Top of SOURCE DATA

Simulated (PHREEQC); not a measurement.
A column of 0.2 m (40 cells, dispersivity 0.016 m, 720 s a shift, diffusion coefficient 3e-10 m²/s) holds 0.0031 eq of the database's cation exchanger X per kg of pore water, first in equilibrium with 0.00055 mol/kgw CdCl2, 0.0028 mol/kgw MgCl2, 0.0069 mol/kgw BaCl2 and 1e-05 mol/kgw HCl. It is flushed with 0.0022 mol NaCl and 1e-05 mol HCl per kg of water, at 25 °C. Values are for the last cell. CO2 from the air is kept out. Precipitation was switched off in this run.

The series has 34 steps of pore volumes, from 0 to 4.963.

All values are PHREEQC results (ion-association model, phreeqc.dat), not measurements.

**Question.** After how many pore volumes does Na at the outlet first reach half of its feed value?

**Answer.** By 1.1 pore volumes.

Bottom of SOURCE DATA

* **WORK TASK**: Everything from the first line of the data through the line containing "All values are" should be echoed exactly. Add nothing.

* **ANSWER SPACE**:
Simulated (PHREEQC); not a measurement.
A column of 0.2 m (40 cells, dispersivity 0.016 m, 720 s a shift, diffusion coefficient 3e-10 m²/s) holds 0.0031 eq of the database's cation exchanger X per kg of pore water, first in equilibrium with 0.00055 mol/kgw CdCl2, 0.0028 mol/kgw MgCl2, 0.0069 mol/kgw BaCl2 and 1e-05 mol/kgw HCl. It is flushed with 0.0022 mol NaCl and 1e-05 mol HCl per kg of water, at 25 °C. Values are for the last cell. CO2 from the air is kept out. Precipitation was switched off in this run.

The series has 34 steps of pore volumes, from 0 to 4.963.

All values are PHREEQC results (ion-association model, phreeqc.dat), not measurements.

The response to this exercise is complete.